※ ※ ※
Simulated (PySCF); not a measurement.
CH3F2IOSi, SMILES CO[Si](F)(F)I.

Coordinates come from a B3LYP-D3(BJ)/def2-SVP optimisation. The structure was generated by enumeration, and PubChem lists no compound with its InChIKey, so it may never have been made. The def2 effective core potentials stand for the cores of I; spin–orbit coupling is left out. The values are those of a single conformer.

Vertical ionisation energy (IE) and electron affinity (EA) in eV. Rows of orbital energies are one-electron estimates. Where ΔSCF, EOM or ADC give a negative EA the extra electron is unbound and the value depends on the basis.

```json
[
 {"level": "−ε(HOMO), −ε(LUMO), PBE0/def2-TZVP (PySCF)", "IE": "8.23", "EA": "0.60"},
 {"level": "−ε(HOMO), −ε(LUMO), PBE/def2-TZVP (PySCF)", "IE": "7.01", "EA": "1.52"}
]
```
※ ※ ※

> Task item
All of the entries above should be written out again exactly.

> Answer section
Simulated (PySCF); not a measurement.
CH3F2IOSi, SMILES CO[Si](F)(F)I.

Coordinates come from a B3LYP-D3(BJ)/def2-SVP optimisation. The structure was generated by enumeration, and PubChem lists no compound with its InChIKey, so it may never have been made. The def2 effective core potentials stand for the cores of I; spin–orbit coupling is left out. The values are those of a single conformer.

Vertical ionisation energy (IE) and electron affinity (EA) in eV. Rows of orbital energies are one-electron estimates. Where ΔSCF, EOM or ADC give a negative EA the extra electron is unbound and the value depends on the basis.

```json
[
 {"level": "−ε(HOMO), −ε(LUMO), PBE0/def2-TZVP (PySCF)", "IE": "8.23", "EA": "0.60"},
 {"level": "−ε(HOMO), −ε(LUMO), PBE/def2-TZVP (PySCF)", "IE": "7.01", "EA": "1.52"}
]
```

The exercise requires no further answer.